[[ DATA UNDER STUDY, beginning ]]

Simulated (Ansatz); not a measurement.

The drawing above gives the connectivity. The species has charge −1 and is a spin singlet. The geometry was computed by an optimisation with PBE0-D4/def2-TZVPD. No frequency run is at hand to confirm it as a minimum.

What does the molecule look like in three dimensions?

[[ DATA UNDER STUDY, end ]]

The records above are to be returned exactly as they appear.

== EXPECTED ANSWER ==
Simulated (Ansatz); not a measurement.

The drawing above gives the connectivity. The species has charge −1 and is a spin singlet. The geometry was computed by an optimisation with PBE0-D4/def2-TZVPD. No frequency run is at hand to confirm it as a minimum.

What does the molecule look like in three dimensions?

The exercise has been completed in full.